Assignment:
Only one stretch of the records below should be repeated. It starts with the line containing "64 (In_d, O) |" and goes on through the line containing "NBANDS = 202 |", exactly as written.

Extracted data:
+ + + +

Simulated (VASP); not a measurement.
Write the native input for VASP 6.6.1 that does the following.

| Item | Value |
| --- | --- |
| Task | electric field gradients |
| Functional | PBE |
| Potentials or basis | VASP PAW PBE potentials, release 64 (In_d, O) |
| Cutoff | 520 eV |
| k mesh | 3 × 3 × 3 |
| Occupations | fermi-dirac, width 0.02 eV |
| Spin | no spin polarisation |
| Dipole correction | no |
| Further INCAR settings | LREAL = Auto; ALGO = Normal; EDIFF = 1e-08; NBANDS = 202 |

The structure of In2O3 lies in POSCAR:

+ + + +

Answer section:
| Potentials or basis | VASP PAW PBE potentials, release 64 (In_d, O) |
| Cutoff | 520 eV |
| k mesh | 3 × 3 × 3 |
| Occupations | fermi-dirac, width 0.02 eV |
| Spin | no spin polarisation |
| Dipole correction | no |
| Further INCAR settings | LREAL = Auto; ALGO = Normal; EDIFF = 1e-08; NBANDS = 202 |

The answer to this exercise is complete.